* * * * * * * * *

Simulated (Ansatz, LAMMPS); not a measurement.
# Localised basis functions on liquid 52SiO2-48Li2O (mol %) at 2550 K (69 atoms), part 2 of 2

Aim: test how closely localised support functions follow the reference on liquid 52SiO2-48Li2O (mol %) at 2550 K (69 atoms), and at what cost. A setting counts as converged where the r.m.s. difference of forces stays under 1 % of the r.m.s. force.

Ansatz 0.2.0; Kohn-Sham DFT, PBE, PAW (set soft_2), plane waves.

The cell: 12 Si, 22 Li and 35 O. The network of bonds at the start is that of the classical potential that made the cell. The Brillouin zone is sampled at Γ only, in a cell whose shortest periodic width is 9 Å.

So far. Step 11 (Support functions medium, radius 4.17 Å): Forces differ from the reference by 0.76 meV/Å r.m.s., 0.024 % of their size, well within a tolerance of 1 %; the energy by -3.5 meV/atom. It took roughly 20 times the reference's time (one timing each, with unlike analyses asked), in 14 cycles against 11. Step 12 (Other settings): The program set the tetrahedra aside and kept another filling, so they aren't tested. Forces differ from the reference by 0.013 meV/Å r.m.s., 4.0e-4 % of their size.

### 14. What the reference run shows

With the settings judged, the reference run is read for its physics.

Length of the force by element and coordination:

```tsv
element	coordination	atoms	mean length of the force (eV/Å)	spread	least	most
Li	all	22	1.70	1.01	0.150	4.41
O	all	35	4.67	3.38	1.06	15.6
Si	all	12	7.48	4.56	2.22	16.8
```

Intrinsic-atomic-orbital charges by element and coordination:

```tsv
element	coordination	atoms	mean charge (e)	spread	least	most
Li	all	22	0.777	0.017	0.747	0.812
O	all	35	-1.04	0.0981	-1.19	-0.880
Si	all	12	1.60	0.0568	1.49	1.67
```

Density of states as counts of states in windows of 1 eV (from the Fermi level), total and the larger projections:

* * * * * * * * *

* _Required action_:
The lines from the first of the entries through the line holding "# Localised basis" are to be restated word for word, and no others.

* _Response_:
Simulated (Ansatz, LAMMPS); not a measurement.
# Localised basis functions on liquid 52SiO2-48Li2O (mol %) at 2550 K (69 atoms), part 2 of 2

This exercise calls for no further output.